━━ Dataset entries ━━

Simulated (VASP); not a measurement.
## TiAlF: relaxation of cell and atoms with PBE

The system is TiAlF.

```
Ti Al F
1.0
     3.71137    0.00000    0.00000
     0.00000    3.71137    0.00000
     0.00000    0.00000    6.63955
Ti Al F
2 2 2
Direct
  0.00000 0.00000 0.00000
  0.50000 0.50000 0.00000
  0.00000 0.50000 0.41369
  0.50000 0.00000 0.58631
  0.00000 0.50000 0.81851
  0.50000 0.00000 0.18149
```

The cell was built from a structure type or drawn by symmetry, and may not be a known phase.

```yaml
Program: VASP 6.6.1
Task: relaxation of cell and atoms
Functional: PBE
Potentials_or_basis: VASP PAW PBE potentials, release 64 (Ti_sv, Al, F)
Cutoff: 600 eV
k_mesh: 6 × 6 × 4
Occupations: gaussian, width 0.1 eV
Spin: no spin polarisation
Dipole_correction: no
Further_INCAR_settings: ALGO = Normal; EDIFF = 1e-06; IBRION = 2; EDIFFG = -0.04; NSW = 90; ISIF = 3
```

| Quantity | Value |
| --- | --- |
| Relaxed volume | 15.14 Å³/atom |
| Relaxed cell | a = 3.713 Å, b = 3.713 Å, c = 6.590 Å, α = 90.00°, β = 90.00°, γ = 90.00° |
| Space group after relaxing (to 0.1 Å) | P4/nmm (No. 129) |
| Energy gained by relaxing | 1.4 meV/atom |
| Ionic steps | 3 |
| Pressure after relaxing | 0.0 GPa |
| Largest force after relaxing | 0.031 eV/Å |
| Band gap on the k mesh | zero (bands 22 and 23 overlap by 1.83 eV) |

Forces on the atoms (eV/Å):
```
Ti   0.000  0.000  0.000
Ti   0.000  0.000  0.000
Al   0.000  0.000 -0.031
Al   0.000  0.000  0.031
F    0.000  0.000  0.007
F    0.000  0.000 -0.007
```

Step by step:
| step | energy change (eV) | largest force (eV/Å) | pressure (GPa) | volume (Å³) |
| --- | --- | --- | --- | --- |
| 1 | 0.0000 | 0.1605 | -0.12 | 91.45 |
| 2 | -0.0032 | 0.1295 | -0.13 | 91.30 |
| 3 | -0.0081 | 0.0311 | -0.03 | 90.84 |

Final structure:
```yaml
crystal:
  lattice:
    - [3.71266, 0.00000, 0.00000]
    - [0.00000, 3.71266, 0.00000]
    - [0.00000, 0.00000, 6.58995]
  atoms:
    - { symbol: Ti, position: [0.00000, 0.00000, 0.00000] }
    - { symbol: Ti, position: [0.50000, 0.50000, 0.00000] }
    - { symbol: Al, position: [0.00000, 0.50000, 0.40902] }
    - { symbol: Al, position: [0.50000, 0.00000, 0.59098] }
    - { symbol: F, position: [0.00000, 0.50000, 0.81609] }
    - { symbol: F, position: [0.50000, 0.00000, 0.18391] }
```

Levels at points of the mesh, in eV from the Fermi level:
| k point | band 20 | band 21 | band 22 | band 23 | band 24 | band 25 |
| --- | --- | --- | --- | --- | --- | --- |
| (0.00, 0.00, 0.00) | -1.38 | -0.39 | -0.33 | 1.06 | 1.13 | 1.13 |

━━━

The lines from the start of the entries above through the line containing "Quantity | Value |" are the ones to return, please; copy them exactly and include both ends.

Simulated (VASP); not a measurement.
## TiAlF: relaxation of cell and atoms with PBE

The system is TiAlF.

```
Ti Al F
1.0
     3.71137    0.00000    0.00000
     0.00000    3.71137    0.00000
     0.00000    0.00000    6.63955
Ti Al F
2 2 2
Direct
  0.00000 0.00000 0.00000
  0.50000 0.50000 0.00000
  0.00000 0.50000 0.41369
  0.50000 0.00000 0.58631
  0.00000 0.50000 0.81851
  0.50000 0.00000 0.18149
```

The cell was built from a structure type or drawn by symmetry, and may not be a known phase.

```yaml
Program: VASP 6.6.1
Task: relaxation of cell and atoms
Functional: PBE
Potentials_or_basis: VASP PAW PBE potentials, release 64 (Ti_sv, Al, F)
Cutoff: 600 eV
k_mesh: 6 × 6 × 4
Occupations: gaussian, width 0.1 eV
Spin: no spin polarisation
Dipole_correction: no
Further_INCAR_settings: ALGO = Normal; EDIFF = 1e-06; IBRION = 2; EDIFFG = -0.04; NSW = 90; ISIF = 3
```

| Quantity | Value |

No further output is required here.